ASSIGNED TASK » The required output is the full listing below, reproduced word for word.

^^^^

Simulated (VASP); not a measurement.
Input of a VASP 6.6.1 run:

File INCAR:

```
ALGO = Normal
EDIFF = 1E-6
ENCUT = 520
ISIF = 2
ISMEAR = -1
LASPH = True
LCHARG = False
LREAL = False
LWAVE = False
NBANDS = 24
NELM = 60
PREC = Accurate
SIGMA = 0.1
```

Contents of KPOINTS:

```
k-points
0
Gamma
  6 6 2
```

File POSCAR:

^^^^

RESPONSE »
Simulated (VASP); not a measurement.
Input of a VASP 6.6.1 run:

File INCAR:

```
ALGO = Normal
EDIFF = 1E-6
ENCUT = 520
ISIF = 2
ISMEAR = -1
LASPH = True
LCHARG = False
LREAL = False
LWAVE = False
NBANDS = 24
NELM = 60
PREC = Accurate
SIGMA = 0.1
```

Contents of KPOINTS:

```
k-points
0
Gamma
  6 6 2
```

File POSCAR:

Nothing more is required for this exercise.